WORK TASK - Copy each record below without changing a single word.

▼▼▼

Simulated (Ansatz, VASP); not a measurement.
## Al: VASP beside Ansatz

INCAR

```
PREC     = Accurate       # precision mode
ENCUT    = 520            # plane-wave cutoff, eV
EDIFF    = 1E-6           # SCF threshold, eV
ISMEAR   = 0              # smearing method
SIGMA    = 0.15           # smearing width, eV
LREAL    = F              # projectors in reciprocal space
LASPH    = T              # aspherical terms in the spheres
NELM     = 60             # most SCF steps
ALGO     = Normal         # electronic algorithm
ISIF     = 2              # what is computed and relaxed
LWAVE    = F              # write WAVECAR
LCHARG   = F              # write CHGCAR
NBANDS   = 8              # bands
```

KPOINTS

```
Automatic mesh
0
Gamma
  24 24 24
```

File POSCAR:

▲▲▲

EXERCISE OUTPUT -
Simulated (Ansatz, VASP); not a measurement.
## Al: VASP beside Ansatz

INCAR

```
PREC     = Accurate       # precision mode
ENCUT    = 520            # plane-wave cutoff, eV
EDIFF    = 1E-6           # SCF threshold, eV
ISMEAR   = 0              # smearing method
SIGMA    = 0.15           # smearing width, eV
LREAL    = F              # projectors in reciprocal space
LASPH    = T              # aspherical terms in the spheres
NELM     = 60             # most SCF steps
ALGO     = Normal         # electronic algorithm
ISIF     = 2              # what is computed and relaxed
LWAVE    = F              # write WAVECAR
LCHARG   = F              # write CHGCAR
NBANDS   = 8              # bands
```

KPOINTS

```
Automatic mesh
0
Gamma
  24 24 24
```

File POSCAR:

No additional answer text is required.